_Work request_: There is material below. Print exactly the lines starting at the line with "waves, PAW |" and ending at the line with "gap on the k mesh at the Fermi level (eV): none;", ends included, and no others.

_Recorded data_:
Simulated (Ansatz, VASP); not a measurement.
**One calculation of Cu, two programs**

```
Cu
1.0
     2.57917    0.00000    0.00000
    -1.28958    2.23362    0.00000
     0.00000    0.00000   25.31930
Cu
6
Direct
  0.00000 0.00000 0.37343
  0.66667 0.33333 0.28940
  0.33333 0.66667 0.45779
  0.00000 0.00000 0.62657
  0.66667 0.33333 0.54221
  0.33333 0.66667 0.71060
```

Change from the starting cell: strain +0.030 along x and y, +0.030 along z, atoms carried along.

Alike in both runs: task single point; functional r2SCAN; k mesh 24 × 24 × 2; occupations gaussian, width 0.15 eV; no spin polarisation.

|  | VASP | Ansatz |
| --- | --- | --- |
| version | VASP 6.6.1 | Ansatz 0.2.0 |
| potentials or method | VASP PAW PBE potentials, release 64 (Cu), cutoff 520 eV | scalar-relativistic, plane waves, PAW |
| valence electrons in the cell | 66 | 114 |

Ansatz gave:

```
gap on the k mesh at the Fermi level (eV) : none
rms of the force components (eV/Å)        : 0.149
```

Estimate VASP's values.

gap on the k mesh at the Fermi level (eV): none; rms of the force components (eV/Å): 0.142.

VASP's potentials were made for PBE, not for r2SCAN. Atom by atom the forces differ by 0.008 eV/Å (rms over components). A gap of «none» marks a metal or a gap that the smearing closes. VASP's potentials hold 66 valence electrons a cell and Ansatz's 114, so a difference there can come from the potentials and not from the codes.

_Answer space_:
| potentials or method | VASP PAW PBE potentials, release 64 (Cu), cutoff 520 eV | scalar-relativistic, plane waves, PAW |
| valence electrons in the cell | 66 | 114 |

Ansatz gave:

```
gap on the k mesh at the Fermi level (eV) : none
rms of the force components (eV/Å)        : 0.149
```

Estimate VASP's values.

gap on the k mesh at the Fermi level (eV): none; rms of the force components (eV/Å): 0.142.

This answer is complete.